======== Excerpted records

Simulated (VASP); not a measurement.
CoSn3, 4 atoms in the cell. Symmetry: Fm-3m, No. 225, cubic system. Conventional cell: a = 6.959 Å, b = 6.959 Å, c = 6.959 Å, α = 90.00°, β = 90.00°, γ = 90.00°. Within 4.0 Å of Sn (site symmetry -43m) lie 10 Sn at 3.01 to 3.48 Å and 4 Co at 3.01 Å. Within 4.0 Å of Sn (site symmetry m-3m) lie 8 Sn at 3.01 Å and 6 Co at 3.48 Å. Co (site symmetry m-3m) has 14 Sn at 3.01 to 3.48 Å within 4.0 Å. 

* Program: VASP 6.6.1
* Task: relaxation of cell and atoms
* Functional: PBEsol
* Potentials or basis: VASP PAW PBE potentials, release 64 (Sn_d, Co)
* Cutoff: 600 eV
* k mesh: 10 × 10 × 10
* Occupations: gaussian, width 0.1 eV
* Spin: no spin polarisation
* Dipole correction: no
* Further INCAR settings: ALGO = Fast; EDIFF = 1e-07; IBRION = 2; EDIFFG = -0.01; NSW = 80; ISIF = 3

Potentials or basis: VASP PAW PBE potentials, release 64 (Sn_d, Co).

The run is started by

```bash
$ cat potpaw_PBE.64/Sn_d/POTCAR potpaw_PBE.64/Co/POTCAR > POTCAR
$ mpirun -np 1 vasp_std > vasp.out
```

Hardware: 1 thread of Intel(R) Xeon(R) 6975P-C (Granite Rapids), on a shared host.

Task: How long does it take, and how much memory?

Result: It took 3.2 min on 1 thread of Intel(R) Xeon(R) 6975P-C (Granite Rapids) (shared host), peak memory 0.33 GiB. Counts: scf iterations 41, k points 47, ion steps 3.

================

* Assignment *
Could you set down, exactly as written, the lines above between the one holding "no spin polarisation" and the one holding "Task: How long", inclusive, and nothing more?

* Reply *
* Spin: no spin polarisation
* Dipole correction: no
* Further INCAR settings: ALGO = Fast; EDIFF = 1e-07; IBRION = 2; EDIFFG = -0.01; NSW = 80; ISIF = 3

Potentials or basis: VASP PAW PBE potentials, release 64 (Sn_d, Co).

The run is started by

```bash
$ cat potpaw_PBE.64/Sn_d/POTCAR potpaw_PBE.64/Co/POTCAR > POTCAR
$ mpirun -np 1 vasp_std > vasp.out
```

Hardware: 1 thread of Intel(R) Xeon(R) 6975P-C (Granite Rapids), on a shared host.

Task: How long does it take, and how much memory?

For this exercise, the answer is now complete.